DATASET CONTENT
########

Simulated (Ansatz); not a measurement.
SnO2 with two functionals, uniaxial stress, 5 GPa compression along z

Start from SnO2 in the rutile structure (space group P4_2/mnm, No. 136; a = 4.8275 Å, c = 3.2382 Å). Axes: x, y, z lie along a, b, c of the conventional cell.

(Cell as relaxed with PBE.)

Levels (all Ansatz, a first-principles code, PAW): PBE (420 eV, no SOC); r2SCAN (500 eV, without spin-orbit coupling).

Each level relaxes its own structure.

########

WORK REQUEST
The entries shown above must be reproduced in full, exactly as written.

ANSWER AREA
Simulated (Ansatz); not a measurement.
SnO2 with two functionals, uniaxial stress, 5 GPa compression along z

Start from SnO2 in the rutile structure (space group P4_2/mnm, No. 136; a = 4.8275 Å, c = 3.2382 Å). Axes: x, y, z lie along a, b, c of the conventional cell.

(Cell as relaxed with PBE.)

Levels (all Ansatz, a first-principles code, PAW): PBE (420 eV, no SOC); r2SCAN (500 eV, without spin-orbit coupling).

Each level relaxes its own structure.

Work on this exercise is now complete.